- [ACTION ITEM]
Your task is to transcribe the entries exactly.

- [LISTED ENTRIES]
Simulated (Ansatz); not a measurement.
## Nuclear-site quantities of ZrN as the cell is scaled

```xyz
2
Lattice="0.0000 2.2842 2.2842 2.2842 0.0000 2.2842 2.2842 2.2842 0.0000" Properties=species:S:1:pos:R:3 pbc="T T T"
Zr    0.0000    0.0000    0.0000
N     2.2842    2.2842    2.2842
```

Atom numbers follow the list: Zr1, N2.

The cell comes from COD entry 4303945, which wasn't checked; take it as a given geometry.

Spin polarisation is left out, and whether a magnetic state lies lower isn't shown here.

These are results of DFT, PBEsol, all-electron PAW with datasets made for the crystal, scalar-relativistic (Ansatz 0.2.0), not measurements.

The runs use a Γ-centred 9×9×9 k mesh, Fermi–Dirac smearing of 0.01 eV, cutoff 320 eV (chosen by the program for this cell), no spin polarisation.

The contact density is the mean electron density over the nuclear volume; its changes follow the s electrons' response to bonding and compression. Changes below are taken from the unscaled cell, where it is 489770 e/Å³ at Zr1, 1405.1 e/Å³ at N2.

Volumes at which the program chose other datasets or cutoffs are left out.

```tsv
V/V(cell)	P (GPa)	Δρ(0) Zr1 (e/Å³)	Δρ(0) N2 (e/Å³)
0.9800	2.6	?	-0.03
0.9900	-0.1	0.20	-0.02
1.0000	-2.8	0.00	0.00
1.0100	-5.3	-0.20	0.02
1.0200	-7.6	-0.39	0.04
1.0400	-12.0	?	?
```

- [RESPONSE]
Simulated (Ansatz); not a measurement.
## Nuclear-site quantities of ZrN as the cell is scaled

```xyz
2
Lattice="0.0000 2.2842 2.2842 2.2842 0.0000 2.2842 2.2842 2.2842 0.0000" Properties=species:S:1:pos:R:3 pbc="T T T"
Zr    0.0000    0.0000    0.0000
N     2.2842    2.2842    2.2842
```

Atom numbers follow the list: Zr1, N2.

The cell comes from COD entry 4303945, which wasn't checked; take it as a given geometry.

Spin polarisation is left out, and whether a magnetic state lies lower isn't shown here.

These are results of DFT, PBEsol, all-electron PAW with datasets made for the crystal, scalar-relativistic (Ansatz 0.2.0), not measurements.

The runs use a Γ-centred 9×9×9 k mesh, Fermi–Dirac smearing of 0.01 eV, cutoff 320 eV (chosen by the program for this cell), no spin polarisation.

The contact density is the mean electron density over the nuclear volume; its changes follow the s electrons' response to bonding and compression. Changes below are taken from the unscaled cell, where it is 489770 e/Å³ at Zr1, 1405.1 e/Å³ at N2.

Volumes at which the program chose other datasets or cutoffs are left out.

```tsv
V/V(cell)	P (GPa)	Δρ(0) Zr1 (e/Å³)	Δρ(0) N2 (e/Å³)
0.9800	2.6	?	-0.03
0.9900	-0.1	0.20	-0.02
1.0000	-2.8	0.00	0.00
1.0100	-5.3	-0.20	0.02
1.0200	-7.6	-0.39	0.04
1.0400	-12.0	?	?
```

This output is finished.